- [STUDY MATERIAL]:
━━━━━━

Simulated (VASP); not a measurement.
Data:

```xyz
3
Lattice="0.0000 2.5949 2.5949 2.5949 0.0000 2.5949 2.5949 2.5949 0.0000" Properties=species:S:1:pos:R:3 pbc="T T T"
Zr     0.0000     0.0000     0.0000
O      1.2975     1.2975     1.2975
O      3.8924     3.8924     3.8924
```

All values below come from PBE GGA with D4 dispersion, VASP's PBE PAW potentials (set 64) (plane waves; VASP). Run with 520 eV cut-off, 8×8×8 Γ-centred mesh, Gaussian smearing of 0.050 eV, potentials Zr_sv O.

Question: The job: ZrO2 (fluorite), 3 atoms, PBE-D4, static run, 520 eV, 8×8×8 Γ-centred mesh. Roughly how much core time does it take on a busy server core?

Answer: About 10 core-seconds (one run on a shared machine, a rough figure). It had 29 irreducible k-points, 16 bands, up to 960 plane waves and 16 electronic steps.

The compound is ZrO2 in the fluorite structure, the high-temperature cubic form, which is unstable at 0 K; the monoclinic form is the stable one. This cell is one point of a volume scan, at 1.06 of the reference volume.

━━━━━━

- [REQUIRED ACTION]: Print the entries again so that each one matches exactly.

- [RESPONSE AREA]:
Simulated (VASP); not a measurement.
Data:

```xyz
3
Lattice="0.0000 2.5949 2.5949 2.5949 0.0000 2.5949 2.5949 2.5949 0.0000" Properties=species:S:1:pos:R:3 pbc="T T T"
Zr     0.0000     0.0000     0.0000
O      1.2975     1.2975     1.2975
O      3.8924     3.8924     3.8924
```

All values below come from PBE GGA with D4 dispersion, VASP's PBE PAW potentials (set 64) (plane waves; VASP). Run with 520 eV cut-off, 8×8×8 Γ-centred mesh, Gaussian smearing of 0.050 eV, potentials Zr_sv O.

Question: The job: ZrO2 (fluorite), 3 atoms, PBE-D4, static run, 520 eV, 8×8×8 Γ-centred mesh. Roughly how much core time does it take on a busy server core?

Answer: About 10 core-seconds (one run on a shared machine, a rough figure). It had 29 irreducible k-points, 16 bands, up to 960 plane waves and 16 electronic steps.

The compound is ZrO2 in the fluorite structure, the high-temperature cubic form, which is unstable at 0 K; the monoclinic form is the stable one. This cell is one point of a volume scan, at 1.06 of the reference volume.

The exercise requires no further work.